***

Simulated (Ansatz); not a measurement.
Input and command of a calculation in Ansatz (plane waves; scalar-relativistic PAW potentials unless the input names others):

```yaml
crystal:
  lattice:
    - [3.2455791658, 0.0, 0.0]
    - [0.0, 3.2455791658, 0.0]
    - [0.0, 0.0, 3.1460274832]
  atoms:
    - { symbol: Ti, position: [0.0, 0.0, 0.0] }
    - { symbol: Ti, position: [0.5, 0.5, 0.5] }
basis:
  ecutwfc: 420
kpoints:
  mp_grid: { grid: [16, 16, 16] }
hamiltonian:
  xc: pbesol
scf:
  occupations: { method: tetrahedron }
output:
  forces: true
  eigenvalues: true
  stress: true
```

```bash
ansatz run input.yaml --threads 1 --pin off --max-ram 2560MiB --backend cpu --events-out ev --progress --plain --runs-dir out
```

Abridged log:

***

**ACTIVITY**
Word for word, reproduce every line of the data.

**ANSWER SPACE**
Simulated (Ansatz); not a measurement.
Input and command of a calculation in Ansatz (plane waves; scalar-relativistic PAW potentials unless the input names others):

```yaml
crystal:
  lattice:
    - [3.2455791658, 0.0, 0.0]
    - [0.0, 3.2455791658, 0.0]
    - [0.0, 0.0, 3.1460274832]
  atoms:
    - { symbol: Ti, position: [0.0, 0.0, 0.0] }
    - { symbol: Ti, position: [0.5, 0.5, 0.5] }
basis:
  ecutwfc: 420
kpoints:
  mp_grid: { grid: [16, 16, 16] }
hamiltonian:
  xc: pbesol
scf:
  occupations: { method: tetrahedron }
output:
  forces: true
  eigenvalues: true
  stress: true
```

```bash
ansatz run input.yaml --threads 1 --pin off --max-ram 2560MiB --backend cpu --events-out ev --progress --plain --runs-dir out
```

Abridged log:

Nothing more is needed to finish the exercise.